┌──
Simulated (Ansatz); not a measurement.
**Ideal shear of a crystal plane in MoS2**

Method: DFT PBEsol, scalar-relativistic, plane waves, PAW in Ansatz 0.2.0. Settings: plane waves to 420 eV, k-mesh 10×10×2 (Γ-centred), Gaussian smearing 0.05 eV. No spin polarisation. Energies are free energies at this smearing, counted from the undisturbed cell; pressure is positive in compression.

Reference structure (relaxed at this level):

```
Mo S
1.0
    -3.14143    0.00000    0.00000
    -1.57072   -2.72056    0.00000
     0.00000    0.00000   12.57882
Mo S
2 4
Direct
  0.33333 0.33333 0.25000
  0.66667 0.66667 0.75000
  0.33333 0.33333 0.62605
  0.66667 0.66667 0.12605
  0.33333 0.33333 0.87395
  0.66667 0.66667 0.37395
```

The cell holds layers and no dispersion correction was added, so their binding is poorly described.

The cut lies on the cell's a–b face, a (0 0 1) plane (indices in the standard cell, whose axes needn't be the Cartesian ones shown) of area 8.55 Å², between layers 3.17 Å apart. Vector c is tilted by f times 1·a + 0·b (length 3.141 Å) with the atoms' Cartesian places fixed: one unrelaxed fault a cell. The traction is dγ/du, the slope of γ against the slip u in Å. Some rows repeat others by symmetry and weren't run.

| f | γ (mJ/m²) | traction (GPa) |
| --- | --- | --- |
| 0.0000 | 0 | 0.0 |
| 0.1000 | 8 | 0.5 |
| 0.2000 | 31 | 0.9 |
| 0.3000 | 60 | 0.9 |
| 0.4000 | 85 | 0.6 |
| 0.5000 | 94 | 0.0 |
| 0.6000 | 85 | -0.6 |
└──

*WORK INSTRUCTION*
Reproduce each record above exactly, keeping every word as it stands.

*TASK ANSWER*
Simulated (Ansatz); not a measurement.
**Ideal shear of a crystal plane in MoS2**

Method: DFT PBEsol, scalar-relativistic, plane waves, PAW in Ansatz 0.2.0. Settings: plane waves to 420 eV, k-mesh 10×10×2 (Γ-centred), Gaussian smearing 0.05 eV. No spin polarisation. Energies are free energies at this smearing, counted from the undisturbed cell; pressure is positive in compression.

Reference structure (relaxed at this level):

```
Mo S
1.0
    -3.14143    0.00000    0.00000
    -1.57072   -2.72056    0.00000
     0.00000    0.00000   12.57882
Mo S
2 4
Direct
  0.33333 0.33333 0.25000
  0.66667 0.66667 0.75000
  0.33333 0.33333 0.62605
  0.66667 0.66667 0.12605
  0.33333 0.33333 0.87395
  0.66667 0.66667 0.37395
```

The cell holds layers and no dispersion correction was added, so their binding is poorly described.

The cut lies on the cell's a–b face, a (0 0 1) plane (indices in the standard cell, whose axes needn't be the Cartesian ones shown) of area 8.55 Å², between layers 3.17 Å apart. Vector c is tilted by f times 1·a + 0·b (length 3.141 Å) with the atoms' Cartesian places fixed: one unrelaxed fault a cell. The traction is dγ/du, the slope of γ against the slip u in Å. Some rows repeat others by symmetry and weren't run.

| f | γ (mJ/m²) | traction (GPa) |
| --- | --- | --- |
| 0.0000 | 0 | 0.0 |
| 0.1000 | 8 | 0.5 |
| 0.2000 | 31 | 0.9 |
| 0.3000 | 60 | 0.9 |
| 0.4000 | 85 | 0.6 |
| 0.5000 | 94 | 0.0 |
| 0.6000 | 85 | -0.6 |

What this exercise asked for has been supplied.